^^^^
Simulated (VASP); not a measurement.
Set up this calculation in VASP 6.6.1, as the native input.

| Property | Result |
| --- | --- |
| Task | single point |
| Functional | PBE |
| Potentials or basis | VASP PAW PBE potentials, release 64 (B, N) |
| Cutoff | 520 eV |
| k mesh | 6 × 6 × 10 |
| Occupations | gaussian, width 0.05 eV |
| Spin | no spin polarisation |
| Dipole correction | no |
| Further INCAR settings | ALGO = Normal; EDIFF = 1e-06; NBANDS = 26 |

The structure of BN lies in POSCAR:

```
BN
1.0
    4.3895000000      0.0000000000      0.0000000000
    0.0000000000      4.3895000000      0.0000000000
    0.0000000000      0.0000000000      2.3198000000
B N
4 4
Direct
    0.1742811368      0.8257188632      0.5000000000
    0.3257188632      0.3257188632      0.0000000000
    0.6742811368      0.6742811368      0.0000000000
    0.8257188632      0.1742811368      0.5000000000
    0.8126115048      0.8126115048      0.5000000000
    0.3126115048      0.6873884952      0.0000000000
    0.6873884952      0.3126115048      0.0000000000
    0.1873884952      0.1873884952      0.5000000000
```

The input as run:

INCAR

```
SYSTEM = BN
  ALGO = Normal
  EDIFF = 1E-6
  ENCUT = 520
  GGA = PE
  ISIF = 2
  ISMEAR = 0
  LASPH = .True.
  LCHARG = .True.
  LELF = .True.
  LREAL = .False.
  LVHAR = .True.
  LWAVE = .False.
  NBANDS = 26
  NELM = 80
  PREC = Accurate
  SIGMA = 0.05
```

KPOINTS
^^^^

## Exercise
Exactly as they stand, restate all the lines of the listing.

## Response
Simulated (VASP); not a measurement.
Set up this calculation in VASP 6.6.1, as the native input.

| Property | Result |
| --- | --- |
| Task | single point |
| Functional | PBE |
| Potentials or basis | VASP PAW PBE potentials, release 64 (B, N) |
| Cutoff | 520 eV |
| k mesh | 6 × 6 × 10 |
| Occupations | gaussian, width 0.05 eV |
| Spin | no spin polarisation |
| Dipole correction | no |
| Further INCAR settings | ALGO = Normal; EDIFF = 1e-06; NBANDS = 26 |

The structure of BN lies in POSCAR:

```
BN
1.0
    4.3895000000      0.0000000000      0.0000000000
    0.0000000000      4.3895000000      0.0000000000
    0.0000000000      0.0000000000      2.3198000000
B N
4 4
Direct
    0.1742811368      0.8257188632      0.5000000000
    0.3257188632      0.3257188632      0.0000000000
    0.6742811368      0.6742811368      0.0000000000
    0.8257188632      0.1742811368      0.5000000000
    0.8126115048      0.8126115048      0.5000000000
    0.3126115048      0.6873884952      0.0000000000
    0.6873884952      0.3126115048      0.0000000000
    0.1873884952      0.1873884952      0.5000000000
```

The input as run:

INCAR

```
SYSTEM = BN
  ALGO = Normal
  EDIFF = 1E-6
  ENCUT = 520
  GGA = PE
  ISIF = 2
  ISMEAR = 0
  LASPH = .True.
  LCHARG = .True.
  LELF = .True.
  LREAL = .False.
  LVHAR = .True.
  LWAVE = .False.
  NBANDS = 26
  NELM = 80
  PREC = Accurate
  SIGMA = 0.05
```

KPOINTS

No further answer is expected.